| DATA LISTING |
========

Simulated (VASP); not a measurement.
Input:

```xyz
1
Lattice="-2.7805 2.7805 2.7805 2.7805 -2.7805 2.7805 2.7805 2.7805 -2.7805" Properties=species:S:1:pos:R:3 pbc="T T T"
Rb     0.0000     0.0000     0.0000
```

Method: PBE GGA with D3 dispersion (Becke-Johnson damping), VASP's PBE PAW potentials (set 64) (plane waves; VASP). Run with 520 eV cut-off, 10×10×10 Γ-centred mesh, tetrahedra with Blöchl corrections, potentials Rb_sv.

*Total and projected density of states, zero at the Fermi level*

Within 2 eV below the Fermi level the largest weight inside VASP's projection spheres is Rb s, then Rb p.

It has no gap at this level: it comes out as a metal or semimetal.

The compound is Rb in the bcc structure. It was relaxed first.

========

| WORK TASK |
Using only the listing above, restate exactly the lines from the line containing "Within 2 eV" through the line containing "It has no gap", both included.

| TASK OUTPUT |
Within 2 eV below the Fermi level the largest weight inside VASP's projection spheres is Rb s, then Rb p.

It has no gap at this level: it comes out as a metal or semimetal.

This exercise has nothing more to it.